* _Provided material_
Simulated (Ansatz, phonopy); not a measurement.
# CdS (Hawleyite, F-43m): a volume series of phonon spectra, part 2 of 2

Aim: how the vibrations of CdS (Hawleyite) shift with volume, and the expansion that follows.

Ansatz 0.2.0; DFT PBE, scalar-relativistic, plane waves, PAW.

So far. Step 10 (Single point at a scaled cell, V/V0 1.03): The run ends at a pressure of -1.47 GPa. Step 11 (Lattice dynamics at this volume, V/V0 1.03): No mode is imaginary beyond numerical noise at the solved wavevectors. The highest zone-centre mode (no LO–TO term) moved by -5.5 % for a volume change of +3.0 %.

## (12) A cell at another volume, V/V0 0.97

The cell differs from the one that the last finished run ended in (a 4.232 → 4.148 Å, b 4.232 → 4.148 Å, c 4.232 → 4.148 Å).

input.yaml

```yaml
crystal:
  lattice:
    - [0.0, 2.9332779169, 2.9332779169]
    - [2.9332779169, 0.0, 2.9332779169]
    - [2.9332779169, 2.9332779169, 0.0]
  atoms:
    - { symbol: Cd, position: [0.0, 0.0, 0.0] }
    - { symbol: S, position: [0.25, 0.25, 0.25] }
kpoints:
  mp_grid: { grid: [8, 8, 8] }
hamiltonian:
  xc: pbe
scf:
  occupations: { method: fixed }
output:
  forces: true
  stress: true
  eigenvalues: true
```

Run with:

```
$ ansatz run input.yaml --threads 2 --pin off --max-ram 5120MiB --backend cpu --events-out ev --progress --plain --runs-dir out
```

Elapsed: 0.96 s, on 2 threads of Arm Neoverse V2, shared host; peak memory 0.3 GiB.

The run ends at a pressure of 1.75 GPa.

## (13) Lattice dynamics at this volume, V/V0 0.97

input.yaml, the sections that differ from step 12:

* _Exercise_
Each line from the start of the listing above through the line containing "Ansatz 0.2.0; DFT" should be copied exactly, please, with no other lines added.

* _Response box_
Simulated (Ansatz, phonopy); not a measurement.
# CdS (Hawleyite, F-43m): a volume series of phonon spectra, part 2 of 2

Aim: how the vibrations of CdS (Hawleyite) shift with volume, and the expansion that follows.

Ansatz 0.2.0; DFT PBE, scalar-relativistic, plane waves, PAW.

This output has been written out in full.